● **ENTRIES SHOWN**
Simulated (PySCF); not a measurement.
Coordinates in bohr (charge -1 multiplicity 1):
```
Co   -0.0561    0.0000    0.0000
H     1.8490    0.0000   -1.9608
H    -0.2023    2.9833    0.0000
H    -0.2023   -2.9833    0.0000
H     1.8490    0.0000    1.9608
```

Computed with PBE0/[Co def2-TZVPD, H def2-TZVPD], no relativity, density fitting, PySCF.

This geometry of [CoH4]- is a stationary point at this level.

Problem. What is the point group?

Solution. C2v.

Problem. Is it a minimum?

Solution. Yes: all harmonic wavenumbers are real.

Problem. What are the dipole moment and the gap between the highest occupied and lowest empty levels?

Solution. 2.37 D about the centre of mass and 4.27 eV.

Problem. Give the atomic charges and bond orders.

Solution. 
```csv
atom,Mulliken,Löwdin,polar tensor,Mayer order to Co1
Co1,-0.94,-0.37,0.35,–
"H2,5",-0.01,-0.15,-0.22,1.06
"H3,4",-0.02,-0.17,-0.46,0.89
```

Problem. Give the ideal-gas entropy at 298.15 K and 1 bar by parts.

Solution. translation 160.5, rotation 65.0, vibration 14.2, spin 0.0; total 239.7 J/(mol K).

● **ACTIVITY**
Everything from the line with "Problem. Is it a minimum?" through the line with "Problem. Give the ideal-gas" should be written out exactly as it appears above, end lines included, and nothing outside that range.

● **EXPECTED ANSWER**
Problem. Is it a minimum?

Solution. Yes: all harmonic wavenumbers are real.

Problem. What are the dipole moment and the gap between the highest occupied and lowest empty levels?

Solution. 2.37 D about the centre of mass and 4.27 eV.

Problem. Give the atomic charges and bond orders.

Solution. 
```csv
atom,Mulliken,Löwdin,polar tensor,Mayer order to Co1
Co1,-0.94,-0.37,0.35,–
"H2,5",-0.01,-0.15,-0.22,1.06
"H3,4",-0.02,-0.17,-0.46,0.89
```

Problem. Give the ideal-gas entropy at 298.15 K and 1 bar by parts.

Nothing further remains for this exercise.